▸ **REQUIREMENT**
Restate each entry below word for word, without skipping any.

*** GIVEN INFORMATION ***
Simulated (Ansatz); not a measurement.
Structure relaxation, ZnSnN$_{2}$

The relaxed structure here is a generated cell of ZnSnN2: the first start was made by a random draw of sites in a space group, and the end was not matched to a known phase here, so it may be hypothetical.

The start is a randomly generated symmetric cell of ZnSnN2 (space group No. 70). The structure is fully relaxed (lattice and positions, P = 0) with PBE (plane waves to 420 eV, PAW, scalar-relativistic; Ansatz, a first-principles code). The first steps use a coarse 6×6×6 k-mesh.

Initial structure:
*** End of GIVEN INFORMATION ***

▸ **WRITTEN REPLY**
Simulated (Ansatz); not a measurement.
Structure relaxation, ZnSnN$_{2}$

The relaxed structure here is a generated cell of ZnSnN2: the first start was made by a random draw of sites in a space group, and the end was not matched to a known phase here, so it may be hypothetical.

The start is a randomly generated symmetric cell of ZnSnN2 (space group No. 70). The structure is fully relaxed (lattice and positions, P = 0) with PBE (plane waves to 420 eV, PAW, scalar-relativistic; Ansatz, a first-principles code). The first steps use a coarse 6×6×6 k-mesh.

Initial structure:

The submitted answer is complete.